## WORK ORDER
Reproduce the records word for word, from the first line to the line containing "1.81 | -2.2 |".

^^^^^^^^^^^^^^^^

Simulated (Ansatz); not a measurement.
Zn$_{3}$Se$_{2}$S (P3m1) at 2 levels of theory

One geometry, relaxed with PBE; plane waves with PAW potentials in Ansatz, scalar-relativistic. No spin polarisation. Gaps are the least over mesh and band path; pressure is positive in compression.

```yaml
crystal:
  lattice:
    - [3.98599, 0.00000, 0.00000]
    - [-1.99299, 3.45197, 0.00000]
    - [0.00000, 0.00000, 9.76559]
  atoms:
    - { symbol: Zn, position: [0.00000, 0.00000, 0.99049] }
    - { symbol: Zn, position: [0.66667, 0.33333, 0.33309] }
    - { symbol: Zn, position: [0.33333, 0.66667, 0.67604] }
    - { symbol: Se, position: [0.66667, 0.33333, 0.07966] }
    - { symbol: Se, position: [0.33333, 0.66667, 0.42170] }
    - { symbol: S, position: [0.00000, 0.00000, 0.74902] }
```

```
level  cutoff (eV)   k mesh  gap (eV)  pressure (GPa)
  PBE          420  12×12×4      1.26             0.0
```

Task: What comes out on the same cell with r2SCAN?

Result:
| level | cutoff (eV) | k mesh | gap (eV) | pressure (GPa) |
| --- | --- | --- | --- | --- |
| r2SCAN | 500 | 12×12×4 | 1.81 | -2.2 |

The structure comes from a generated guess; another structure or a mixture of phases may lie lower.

^^^^^^^^^^^^^^^^

## EXERCISE RESULT
Simulated (Ansatz); not a measurement.
Zn$_{3}$Se$_{2}$S (P3m1) at 2 levels of theory

One geometry, relaxed with PBE; plane waves with PAW potentials in Ansatz, scalar-relativistic. No spin polarisation. Gaps are the least over mesh and band path; pressure is positive in compression.

```yaml
crystal:
  lattice:
    - [3.98599, 0.00000, 0.00000]
    - [-1.99299, 3.45197, 0.00000]
    - [0.00000, 0.00000, 9.76559]
  atoms:
    - { symbol: Zn, position: [0.00000, 0.00000, 0.99049] }
    - { symbol: Zn, position: [0.66667, 0.33333, 0.33309] }
    - { symbol: Zn, position: [0.33333, 0.66667, 0.67604] }
    - { symbol: Se, position: [0.66667, 0.33333, 0.07966] }
    - { symbol: Se, position: [0.33333, 0.66667, 0.42170] }
    - { symbol: S, position: [0.00000, 0.00000, 0.74902] }
```

```
level  cutoff (eV)   k mesh  gap (eV)  pressure (GPa)
  PBE          420  12×12×4      1.26             0.0
```

Task: What comes out on the same cell with r2SCAN?

Result:
| level | cutoff (eV) | k mesh | gap (eV) | pressure (GPa) |
| --- | --- | --- | --- | --- |
| r2SCAN | 500 | 12×12×4 | 1.81 | -2.2 |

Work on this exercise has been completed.